MATERIAL SHOWN START

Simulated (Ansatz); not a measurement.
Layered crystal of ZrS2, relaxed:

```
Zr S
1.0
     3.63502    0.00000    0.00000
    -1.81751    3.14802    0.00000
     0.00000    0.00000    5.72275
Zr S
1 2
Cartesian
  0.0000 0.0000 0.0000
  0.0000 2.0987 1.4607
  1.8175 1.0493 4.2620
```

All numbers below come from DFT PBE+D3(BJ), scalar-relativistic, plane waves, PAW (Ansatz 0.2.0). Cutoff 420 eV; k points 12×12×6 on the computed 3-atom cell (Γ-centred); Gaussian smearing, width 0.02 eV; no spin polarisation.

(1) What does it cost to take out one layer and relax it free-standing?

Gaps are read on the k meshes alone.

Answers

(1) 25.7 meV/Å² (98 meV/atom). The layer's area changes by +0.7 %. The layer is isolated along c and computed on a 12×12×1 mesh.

MATERIAL SHOWN END

Using the entries above, give back exactly the line containing "Layered crystal of", the line containing "All numbers below", and every line between them, and nothing else.

Layered crystal of ZrS2, relaxed:

```
Zr S
1.0
     3.63502    0.00000    0.00000
    -1.81751    3.14802    0.00000
     0.00000    0.00000    5.72275
Zr S
1 2
Cartesian
  0.0000 0.0000 0.0000
  0.0000 2.0987 1.4607
  1.8175 1.0493 4.2620
```

All numbers below come from DFT PBE+D3(BJ), scalar-relativistic, plane waves, PAW (Ansatz 0.2.0). Cutoff 420 eV; k points 12×12×6 on the computed 3-atom cell (Γ-centred); Gaussian smearing, width 0.02 eV; no spin polarisation.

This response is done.